· · · · · · ·

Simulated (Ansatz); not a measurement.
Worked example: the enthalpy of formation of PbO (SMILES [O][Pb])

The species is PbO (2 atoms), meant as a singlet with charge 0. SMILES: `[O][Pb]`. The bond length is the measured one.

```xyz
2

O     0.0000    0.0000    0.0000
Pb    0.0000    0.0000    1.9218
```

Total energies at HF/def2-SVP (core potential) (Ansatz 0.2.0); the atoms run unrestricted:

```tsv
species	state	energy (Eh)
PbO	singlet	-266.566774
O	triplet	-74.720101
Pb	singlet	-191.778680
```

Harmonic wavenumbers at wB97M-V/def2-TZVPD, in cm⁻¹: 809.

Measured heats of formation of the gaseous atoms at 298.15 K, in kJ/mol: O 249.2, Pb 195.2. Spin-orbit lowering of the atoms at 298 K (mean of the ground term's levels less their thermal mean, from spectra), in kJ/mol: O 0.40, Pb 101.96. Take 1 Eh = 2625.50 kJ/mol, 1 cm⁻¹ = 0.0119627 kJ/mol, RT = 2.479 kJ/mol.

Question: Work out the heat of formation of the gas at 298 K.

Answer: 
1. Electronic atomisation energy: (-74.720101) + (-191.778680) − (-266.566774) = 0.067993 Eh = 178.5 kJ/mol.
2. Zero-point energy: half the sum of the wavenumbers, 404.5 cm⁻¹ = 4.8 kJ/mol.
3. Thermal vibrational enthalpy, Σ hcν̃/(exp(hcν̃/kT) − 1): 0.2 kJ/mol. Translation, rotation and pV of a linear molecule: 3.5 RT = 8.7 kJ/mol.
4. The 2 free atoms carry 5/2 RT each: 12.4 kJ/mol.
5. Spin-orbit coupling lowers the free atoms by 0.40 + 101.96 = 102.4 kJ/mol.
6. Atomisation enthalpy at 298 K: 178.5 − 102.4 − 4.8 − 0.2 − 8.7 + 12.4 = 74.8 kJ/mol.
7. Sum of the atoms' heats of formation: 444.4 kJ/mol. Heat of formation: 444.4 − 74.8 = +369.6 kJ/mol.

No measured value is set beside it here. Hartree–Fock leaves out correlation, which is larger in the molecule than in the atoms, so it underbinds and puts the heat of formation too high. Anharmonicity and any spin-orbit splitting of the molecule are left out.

· · · · · · ·

# Action item
Transcribe each line of the data above, unaltered, from the one where "Total energies at" appears to the one where "Harmonic wavenumbers at" appears, inclusive of both.

# Response box
Total energies at HF/def2-SVP (core potential) (Ansatz 0.2.0); the atoms run unrestricted:

```tsv
species	state	energy (Eh)
PbO	singlet	-266.566774
O	triplet	-74.720101
Pb	singlet	-191.778680
```

Harmonic wavenumbers at wB97M-V/def2-TZVPD, in cm⁻¹: 809.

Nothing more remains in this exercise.